REQUIREMENT:
All lines from the first line of the material up to and including the line with "Equilibrium calculation in" must be copied exactly, and no others.

ENTRIES PROVIDED:

+++

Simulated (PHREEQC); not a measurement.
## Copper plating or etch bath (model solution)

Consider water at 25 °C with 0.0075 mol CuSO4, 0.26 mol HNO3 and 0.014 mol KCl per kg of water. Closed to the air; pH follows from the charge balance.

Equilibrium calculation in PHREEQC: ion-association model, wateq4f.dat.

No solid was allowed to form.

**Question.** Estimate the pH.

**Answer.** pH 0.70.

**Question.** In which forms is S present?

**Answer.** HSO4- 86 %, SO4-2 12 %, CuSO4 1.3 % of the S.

+++

PROBLEM SOLUTION:
Simulated (PHREEQC); not a measurement.
## Copper plating or etch bath (model solution)

Consider water at 25 °C with 0.0075 mol CuSO4, 0.26 mol HNO3 and 0.014 mol KCl per kg of water. Closed to the air; pH follows from the charge balance.

Equilibrium calculation in PHREEQC: ion-association model, wateq4f.dat.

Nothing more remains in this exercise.